EXERCISE
The expected answer is the data below, retyped exactly.

RECORDS SUPPLIED
————————

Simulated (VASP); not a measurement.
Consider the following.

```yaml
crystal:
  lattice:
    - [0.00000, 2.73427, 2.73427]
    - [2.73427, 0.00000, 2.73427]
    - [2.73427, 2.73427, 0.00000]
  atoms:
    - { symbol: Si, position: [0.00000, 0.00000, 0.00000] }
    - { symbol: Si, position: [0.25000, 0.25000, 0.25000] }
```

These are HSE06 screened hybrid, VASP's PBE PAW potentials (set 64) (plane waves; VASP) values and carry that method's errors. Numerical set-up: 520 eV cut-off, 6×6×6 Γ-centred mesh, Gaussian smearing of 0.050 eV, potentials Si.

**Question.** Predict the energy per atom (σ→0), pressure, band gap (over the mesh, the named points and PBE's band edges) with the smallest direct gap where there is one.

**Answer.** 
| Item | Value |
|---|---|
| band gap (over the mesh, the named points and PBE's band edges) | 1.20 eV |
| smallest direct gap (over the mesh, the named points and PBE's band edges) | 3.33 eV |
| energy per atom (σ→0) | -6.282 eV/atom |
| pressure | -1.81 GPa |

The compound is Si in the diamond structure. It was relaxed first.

————————

EXERCISE OUTPUT
Simulated (VASP); not a measurement.
Consider the following.

```yaml
crystal:
  lattice:
    - [0.00000, 2.73427, 2.73427]
    - [2.73427, 0.00000, 2.73427]
    - [2.73427, 2.73427, 0.00000]
  atoms:
    - { symbol: Si, position: [0.00000, 0.00000, 0.00000] }
    - { symbol: Si, position: [0.25000, 0.25000, 0.25000] }
```

These are HSE06 screened hybrid, VASP's PBE PAW potentials (set 64) (plane waves; VASP) values and carry that method's errors. Numerical set-up: 520 eV cut-off, 6×6×6 Γ-centred mesh, Gaussian smearing of 0.050 eV, potentials Si.

**Question.** Predict the energy per atom (σ→0), pressure, band gap (over the mesh, the named points and PBE's band edges) with the smallest direct gap where there is one.

**Answer.** 
| Item | Value |
|---|---|
| band gap (over the mesh, the named points and PBE's band edges) | 1.20 eV |
| smallest direct gap (over the mesh, the named points and PBE's band edges) | 3.33 eV |
| energy per atom (σ→0) | -6.282 eV/atom |
| pressure | -1.81 GPa |

The compound is Si in the diamond structure. It was relaxed first.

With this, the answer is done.